Start of Excerpted data

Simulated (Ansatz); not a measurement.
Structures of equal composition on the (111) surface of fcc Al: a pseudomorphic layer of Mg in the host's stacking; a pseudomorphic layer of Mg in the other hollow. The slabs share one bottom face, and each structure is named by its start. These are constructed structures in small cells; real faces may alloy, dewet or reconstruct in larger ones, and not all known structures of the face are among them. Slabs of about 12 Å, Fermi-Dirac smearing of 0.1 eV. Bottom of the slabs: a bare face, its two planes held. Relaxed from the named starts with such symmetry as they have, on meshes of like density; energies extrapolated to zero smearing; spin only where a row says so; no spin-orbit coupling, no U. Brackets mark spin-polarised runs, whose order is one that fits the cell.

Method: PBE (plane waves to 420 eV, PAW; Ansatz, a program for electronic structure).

End of Excerpted data

Exercise
The answer should reproduce each entry above in full.

Task solution
Simulated (Ansatz); not a measurement.
Structures of equal composition on the (111) surface of fcc Al: a pseudomorphic layer of Mg in the host's stacking; a pseudomorphic layer of Mg in the other hollow. The slabs share one bottom face, and each structure is named by its start. These are constructed structures in small cells; real faces may alloy, dewet or reconstruct in larger ones, and not all known structures of the face are among them. Slabs of about 12 Å, Fermi-Dirac smearing of 0.1 eV. Bottom of the slabs: a bare face, its two planes held. Relaxed from the named starts with such symmetry as they have, on meshes of like density; energies extrapolated to zero smearing; spin only where a row says so; no spin-orbit coupling, no U. Brackets mark spin-polarised runs, whose order is one that fits the cell.

Method: PBE (plane waves to 420 eV, PAW; Ansatz, a program for electronic structure).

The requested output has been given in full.